● Work item
Please repeat all of the listing exactly.

● Material shown
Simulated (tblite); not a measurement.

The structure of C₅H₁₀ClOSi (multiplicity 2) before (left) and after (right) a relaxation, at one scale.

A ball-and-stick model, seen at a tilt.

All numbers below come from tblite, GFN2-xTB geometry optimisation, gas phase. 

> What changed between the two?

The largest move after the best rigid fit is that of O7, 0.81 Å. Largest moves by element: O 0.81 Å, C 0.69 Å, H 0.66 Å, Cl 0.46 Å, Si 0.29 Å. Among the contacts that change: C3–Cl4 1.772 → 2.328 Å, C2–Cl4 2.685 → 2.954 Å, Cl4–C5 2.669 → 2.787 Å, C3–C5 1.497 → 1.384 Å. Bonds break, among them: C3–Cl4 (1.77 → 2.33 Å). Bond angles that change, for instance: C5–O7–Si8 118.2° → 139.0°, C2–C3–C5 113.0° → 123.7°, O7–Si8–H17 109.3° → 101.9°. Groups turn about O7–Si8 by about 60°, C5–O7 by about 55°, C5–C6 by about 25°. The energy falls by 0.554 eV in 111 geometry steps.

● Answer section
Simulated (tblite); not a measurement.

The structure of C₅H₁₀ClOSi (multiplicity 2) before (left) and after (right) a relaxation, at one scale.

A ball-and-stick model, seen at a tilt.

All numbers below come from tblite, GFN2-xTB geometry optimisation, gas phase. 

> What changed between the two?

The largest move after the best rigid fit is that of O7, 0.81 Å. Largest moves by element: O 0.81 Å, C 0.69 Å, H 0.66 Å, Cl 0.46 Å, Si 0.29 Å. Among the contacts that change: C3–Cl4 1.772 → 2.328 Å, C2–Cl4 2.685 → 2.954 Å, Cl4–C5 2.669 → 2.787 Å, C3–C5 1.497 → 1.384 Å. Bonds break, among them: C3–Cl4 (1.77 → 2.33 Å). Bond angles that change, for instance: C5–O7–Si8 118.2° → 139.0°, C2–C3–C5 113.0° → 123.7°, O7–Si8–H17 109.3° → 101.9°. Groups turn about O7–Si8 by about 60°, C5–O7 by about 55°, C5–C6 by about 25°. The energy falls by 0.554 eV in 111 geometry steps.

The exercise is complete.